Start of GIVEN DATA

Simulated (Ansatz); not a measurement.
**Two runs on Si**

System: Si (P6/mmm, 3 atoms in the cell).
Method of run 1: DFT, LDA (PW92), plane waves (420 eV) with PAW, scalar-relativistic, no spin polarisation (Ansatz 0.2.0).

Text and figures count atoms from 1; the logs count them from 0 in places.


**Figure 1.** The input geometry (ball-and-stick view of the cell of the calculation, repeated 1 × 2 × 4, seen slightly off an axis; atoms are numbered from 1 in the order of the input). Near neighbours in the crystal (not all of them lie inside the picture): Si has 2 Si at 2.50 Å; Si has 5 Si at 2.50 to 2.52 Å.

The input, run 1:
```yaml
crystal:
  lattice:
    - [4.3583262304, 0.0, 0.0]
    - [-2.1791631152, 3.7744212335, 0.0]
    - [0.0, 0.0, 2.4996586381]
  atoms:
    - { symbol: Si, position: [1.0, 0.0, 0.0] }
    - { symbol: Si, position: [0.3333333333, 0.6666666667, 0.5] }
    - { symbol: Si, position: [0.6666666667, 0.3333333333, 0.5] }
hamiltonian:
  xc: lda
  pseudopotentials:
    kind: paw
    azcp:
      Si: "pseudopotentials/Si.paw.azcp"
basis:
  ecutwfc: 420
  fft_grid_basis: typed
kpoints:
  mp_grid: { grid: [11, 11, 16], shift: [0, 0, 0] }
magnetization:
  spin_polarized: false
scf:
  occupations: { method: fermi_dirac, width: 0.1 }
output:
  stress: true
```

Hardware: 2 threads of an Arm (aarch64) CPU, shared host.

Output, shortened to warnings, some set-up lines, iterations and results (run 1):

End of GIVEN DATA

— BRIEF —
Restate verbatim the first line above and all lines after it through the line containing "Hardware: 2 threads"; omit the rest.

— ANSWER SECTION —
Simulated (Ansatz); not a measurement.
**Two runs on Si**

System: Si (P6/mmm, 3 atoms in the cell).
Method of run 1: DFT, LDA (PW92), plane waves (420 eV) with PAW, scalar-relativistic, no spin polarisation (Ansatz 0.2.0).

Text and figures count atoms from 1; the logs count them from 0 in places.


**Figure 1.** The input geometry (ball-and-stick view of the cell of the calculation, repeated 1 × 2 × 4, seen slightly off an axis; atoms are numbered from 1 in the order of the input). Near neighbours in the crystal (not all of them lie inside the picture): Si has 2 Si at 2.50 Å; Si has 5 Si at 2.50 to 2.52 Å.

The input, run 1:
```yaml
crystal:
  lattice:
    - [4.3583262304, 0.0, 0.0]
    - [-2.1791631152, 3.7744212335, 0.0]
    - [0.0, 0.0, 2.4996586381]
  atoms:
    - { symbol: Si, position: [1.0, 0.0, 0.0] }
    - { symbol: Si, position: [0.3333333333, 0.6666666667, 0.5] }
    - { symbol: Si, position: [0.6666666667, 0.3333333333, 0.5] }
hamiltonian:
  xc: lda
  pseudopotentials:
    kind: paw
    azcp:
      Si: "pseudopotentials/Si.paw.azcp"
basis:
  ecutwfc: 420
  fft_grid_basis: typed
kpoints:
  mp_grid: { grid: [11, 11, 16], shift: [0, 0, 0] }
magnetization:
  spin_polarized: false
scf:
  occupations: { method: fermi_dirac, width: 0.1 }
output:
  stress: true
```

Hardware: 2 threads of an Arm (aarch64) CPU, shared host.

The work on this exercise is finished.